Entries shown:
______________________________

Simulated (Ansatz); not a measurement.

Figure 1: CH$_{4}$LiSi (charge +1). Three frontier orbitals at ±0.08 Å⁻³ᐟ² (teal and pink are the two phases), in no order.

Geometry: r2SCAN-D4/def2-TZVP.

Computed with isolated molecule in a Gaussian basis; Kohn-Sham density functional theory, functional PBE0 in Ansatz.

______________________________

Work instruction: Give back the whole listing above. Keep every character the same.

Response area:
Simulated (Ansatz); not a measurement.

Figure 1: CH$_{4}$LiSi (charge +1). Three frontier orbitals at ±0.08 Å⁻³ᐟ² (teal and pink are the two phases), in no order.

Geometry: r2SCAN-D4/def2-TZVP.

Computed with isolated molecule in a Gaussian basis; Kohn-Sham density functional theory, functional PBE0 in Ansatz.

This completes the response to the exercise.